▸ **TASK ITEM**
In the listing below, find the line holding "before | after |" and the line holding "1.59e-5 | 3.12e-6 |". Write out those two lines and all lines between, exactly, and nothing more.

----- GIVEN ENTRIES

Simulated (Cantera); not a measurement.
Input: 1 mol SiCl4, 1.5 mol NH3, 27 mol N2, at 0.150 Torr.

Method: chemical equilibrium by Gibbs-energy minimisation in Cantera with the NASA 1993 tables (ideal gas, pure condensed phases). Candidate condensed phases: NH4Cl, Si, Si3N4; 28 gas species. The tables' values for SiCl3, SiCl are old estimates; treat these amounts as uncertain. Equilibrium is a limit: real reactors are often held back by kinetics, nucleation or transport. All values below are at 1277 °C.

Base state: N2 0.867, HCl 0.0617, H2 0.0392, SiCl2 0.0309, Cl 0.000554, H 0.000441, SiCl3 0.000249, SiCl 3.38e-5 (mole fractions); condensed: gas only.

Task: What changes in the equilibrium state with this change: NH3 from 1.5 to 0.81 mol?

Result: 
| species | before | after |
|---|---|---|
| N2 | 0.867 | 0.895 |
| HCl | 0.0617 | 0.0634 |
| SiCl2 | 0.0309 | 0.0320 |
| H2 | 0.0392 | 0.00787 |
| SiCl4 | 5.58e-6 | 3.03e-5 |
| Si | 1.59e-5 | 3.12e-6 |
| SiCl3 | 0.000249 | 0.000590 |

----------

▸ **EXERCISE OUTPUT**
| species | before | after |
|---|---|---|
| N2 | 0.867 | 0.895 |
| HCl | 0.0617 | 0.0634 |
| SiCl2 | 0.0309 | 0.0320 |
| H2 | 0.0392 | 0.00787 |
| SiCl4 | 5.58e-6 | 3.03e-5 |
| Si | 1.59e-5 | 3.12e-6 |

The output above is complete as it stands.